Work instruction: In the entries below, find the line with "Calculated with Ansatz" and the line with "A work function". Reproduce those two lines and every line between them exactly, and nothing more.

§

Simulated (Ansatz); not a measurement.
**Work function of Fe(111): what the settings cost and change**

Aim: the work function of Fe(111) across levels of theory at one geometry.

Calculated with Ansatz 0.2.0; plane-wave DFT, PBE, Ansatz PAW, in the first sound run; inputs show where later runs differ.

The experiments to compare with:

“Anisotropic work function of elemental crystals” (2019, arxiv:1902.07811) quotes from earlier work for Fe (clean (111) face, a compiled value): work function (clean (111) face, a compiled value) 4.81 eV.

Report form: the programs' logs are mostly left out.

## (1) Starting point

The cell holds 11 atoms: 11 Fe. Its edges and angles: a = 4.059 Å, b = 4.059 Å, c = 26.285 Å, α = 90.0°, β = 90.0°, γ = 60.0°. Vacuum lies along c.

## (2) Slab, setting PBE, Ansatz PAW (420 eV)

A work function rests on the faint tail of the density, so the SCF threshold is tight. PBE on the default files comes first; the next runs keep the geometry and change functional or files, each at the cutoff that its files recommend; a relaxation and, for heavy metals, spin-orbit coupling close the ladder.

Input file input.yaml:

§

Expected answer:
Calculated with Ansatz 0.2.0; plane-wave DFT, PBE, Ansatz PAW, in the first sound run; inputs show where later runs differ.

The experiments to compare with:

“Anisotropic work function of elemental crystals” (2019, arxiv:1902.07811) quotes from earlier work for Fe (clean (111) face, a compiled value): work function (clean (111) face, a compiled value) 4.81 eV.

Report form: the programs' logs are mostly left out.

## (1) Starting point

The cell holds 11 atoms: 11 Fe. Its edges and angles: a = 4.059 Å, b = 4.059 Å, c = 26.285 Å, α = 90.0°, β = 90.0°, γ = 60.0°. Vacuum lies along c.

## (2) Slab, setting PBE, Ansatz PAW (420 eV)

A work function rests on the faint tail of the density, so the SCF threshold is tight. PBE on the default files comes first; the next runs keep the geometry and change functional or files, each at the cutoff that its files recommend; a relaxation and, for heavy metals, spin-orbit coupling close the ladder.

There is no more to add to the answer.